* **Required action**: Line by line, reproduce exactly the beginning of the listing below, ending with the line that contains "Write the SMILES of this molecule." and adding nothing.

◇ ◇ ◇ ◇ ◇ ◇ ◇

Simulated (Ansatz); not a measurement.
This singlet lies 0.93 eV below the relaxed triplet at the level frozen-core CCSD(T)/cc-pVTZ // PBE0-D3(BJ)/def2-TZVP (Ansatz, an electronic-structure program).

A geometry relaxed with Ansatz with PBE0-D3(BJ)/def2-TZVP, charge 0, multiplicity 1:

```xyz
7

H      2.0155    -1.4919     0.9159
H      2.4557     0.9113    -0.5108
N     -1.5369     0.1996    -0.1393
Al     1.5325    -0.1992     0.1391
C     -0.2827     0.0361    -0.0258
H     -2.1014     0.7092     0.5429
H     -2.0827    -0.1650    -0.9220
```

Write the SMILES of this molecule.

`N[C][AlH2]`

◇ ◇ ◇ ◇ ◇ ◇ ◇

* **Task response**:
Simulated (Ansatz); not a measurement.
This singlet lies 0.93 eV below the relaxed triplet at the level frozen-core CCSD(T)/cc-pVTZ // PBE0-D3(BJ)/def2-TZVP (Ansatz, an electronic-structure program).

A geometry relaxed with Ansatz with PBE0-D3(BJ)/def2-TZVP, charge 0, multiplicity 1:

```xyz
7

H      2.0155    -1.4919     0.9159
H      2.4557     0.9113    -0.5108
N     -1.5369     0.1996    -0.1393
Al     1.5325    -0.1992     0.1391
C     -0.2827     0.0361    -0.0258
H     -2.1014     0.7092     0.5429
H     -2.0827    -0.1650    -0.9220
```

Write the SMILES of this molecule.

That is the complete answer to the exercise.